> _Information supplied_:
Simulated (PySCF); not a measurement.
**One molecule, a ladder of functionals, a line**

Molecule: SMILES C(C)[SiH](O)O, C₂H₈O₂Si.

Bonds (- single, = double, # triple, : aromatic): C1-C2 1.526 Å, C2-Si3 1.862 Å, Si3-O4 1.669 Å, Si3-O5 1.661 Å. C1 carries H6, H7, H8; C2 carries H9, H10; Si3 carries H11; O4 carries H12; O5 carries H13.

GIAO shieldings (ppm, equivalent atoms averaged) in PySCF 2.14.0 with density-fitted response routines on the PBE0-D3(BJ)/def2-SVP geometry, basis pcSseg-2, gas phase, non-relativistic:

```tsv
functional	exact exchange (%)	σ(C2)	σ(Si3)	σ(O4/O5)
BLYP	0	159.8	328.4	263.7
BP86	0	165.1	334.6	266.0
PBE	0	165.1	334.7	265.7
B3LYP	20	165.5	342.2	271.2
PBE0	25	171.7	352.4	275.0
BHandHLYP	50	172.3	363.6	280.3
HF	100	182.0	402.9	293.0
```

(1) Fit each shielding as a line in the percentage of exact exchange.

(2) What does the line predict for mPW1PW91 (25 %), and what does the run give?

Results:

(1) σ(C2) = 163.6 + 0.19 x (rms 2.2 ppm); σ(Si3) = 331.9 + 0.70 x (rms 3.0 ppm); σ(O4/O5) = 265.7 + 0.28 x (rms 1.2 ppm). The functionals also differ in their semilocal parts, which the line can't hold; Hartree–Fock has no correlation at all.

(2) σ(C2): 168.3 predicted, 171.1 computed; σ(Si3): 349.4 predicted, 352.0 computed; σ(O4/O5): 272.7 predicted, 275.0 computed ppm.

> _Action item_: Out of the material above, output word for word the line with "(2) What does", the line with "(1) σ(C2) = 163.6", and all lines between them, with nothing else.

> _Task solution_:
(2) What does the line predict for mPW1PW91 (25 %), and what does the run give?

Results:

(1) σ(C2) = 163.6 + 0.19 x (rms 2.2 ppm); σ(Si3) = 331.9 + 0.70 x (rms 3.0 ppm); σ(O4/O5) = 265.7 + 0.28 x (rms 1.2 ppm). The functionals also differ in their semilocal parts, which the line can't hold; Hartree–Fock has no correlation at all.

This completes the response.